## Provided data
[Start of Attachment]
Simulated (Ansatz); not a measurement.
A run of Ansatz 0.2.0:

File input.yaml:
[End of Attachment]

## Work instruction
Could you type out every entry again exactly as it stands?

## Task result
Simulated (Ansatz); not a measurement.
A run of Ansatz 0.2.0:

File input.yaml:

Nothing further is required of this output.